Repeat precisely the span of lines below that opens with the line containing "Q: With a cutoff" and closes with the line containing "Potentials: the earlier", both included.

### RECORDS PROVIDED

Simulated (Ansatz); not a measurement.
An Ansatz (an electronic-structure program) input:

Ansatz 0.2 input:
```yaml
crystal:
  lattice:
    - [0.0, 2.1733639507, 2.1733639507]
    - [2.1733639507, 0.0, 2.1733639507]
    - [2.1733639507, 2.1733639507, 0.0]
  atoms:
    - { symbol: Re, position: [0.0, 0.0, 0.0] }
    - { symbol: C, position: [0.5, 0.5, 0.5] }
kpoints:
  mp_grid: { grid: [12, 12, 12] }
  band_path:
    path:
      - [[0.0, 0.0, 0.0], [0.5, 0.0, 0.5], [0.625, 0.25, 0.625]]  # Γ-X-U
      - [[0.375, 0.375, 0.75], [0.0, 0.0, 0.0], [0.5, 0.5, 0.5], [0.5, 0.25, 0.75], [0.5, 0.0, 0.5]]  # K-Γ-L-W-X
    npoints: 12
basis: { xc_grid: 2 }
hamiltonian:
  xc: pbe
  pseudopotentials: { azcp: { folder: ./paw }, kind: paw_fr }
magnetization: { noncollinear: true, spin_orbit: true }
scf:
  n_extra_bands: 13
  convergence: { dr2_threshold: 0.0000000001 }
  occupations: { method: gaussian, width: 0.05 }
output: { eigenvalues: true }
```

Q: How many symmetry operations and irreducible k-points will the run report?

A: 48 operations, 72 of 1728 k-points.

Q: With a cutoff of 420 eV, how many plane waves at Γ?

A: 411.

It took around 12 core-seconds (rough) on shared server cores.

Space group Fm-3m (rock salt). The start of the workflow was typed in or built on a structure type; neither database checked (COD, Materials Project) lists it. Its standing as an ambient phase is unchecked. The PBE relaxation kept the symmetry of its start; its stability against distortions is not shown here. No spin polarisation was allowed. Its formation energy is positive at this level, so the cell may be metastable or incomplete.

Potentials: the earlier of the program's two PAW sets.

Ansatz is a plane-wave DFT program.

######

- **ANSWER BOX**
Q: With a cutoff of 420 eV, how many plane waves at Γ?

A: 411.

It took around 12 core-seconds (rough) on shared server cores.

Space group Fm-3m (rock salt). The start of the workflow was typed in or built on a structure type; neither database checked (COD, Materials Project) lists it. Its standing as an ambient phase is unchecked. The PBE relaxation kept the symmetry of its start; its stability against distortions is not shown here. No spin polarisation was allowed. Its formation energy is positive at this level, so the cell may be metastable or incomplete.

Potentials: the earlier of the program's two PAW sets.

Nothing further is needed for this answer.